────────────────

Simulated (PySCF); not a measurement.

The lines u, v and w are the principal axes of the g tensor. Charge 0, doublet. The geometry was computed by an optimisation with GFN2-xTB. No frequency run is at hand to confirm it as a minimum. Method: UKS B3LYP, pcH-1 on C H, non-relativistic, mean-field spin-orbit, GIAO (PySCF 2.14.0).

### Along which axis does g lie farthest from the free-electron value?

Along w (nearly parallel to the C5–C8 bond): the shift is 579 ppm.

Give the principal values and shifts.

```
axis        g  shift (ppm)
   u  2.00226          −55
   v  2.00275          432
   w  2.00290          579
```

────────────────

_Activity:_ Your output must be the lines of the material above, from the first through the line that contains "### Along which", copied exactly. Include both endpoints and nothing else.

_Exercise response:_
Simulated (PySCF); not a measurement.

The lines u, v and w are the principal axes of the g tensor. Charge 0, doublet. The geometry was computed by an optimisation with GFN2-xTB. No frequency run is at hand to confirm it as a minimum. Method: UKS B3LYP, pcH-1 on C H, non-relativistic, mean-field spin-orbit, GIAO (PySCF 2.14.0).

### Along which axis does g lie farthest from the free-electron value?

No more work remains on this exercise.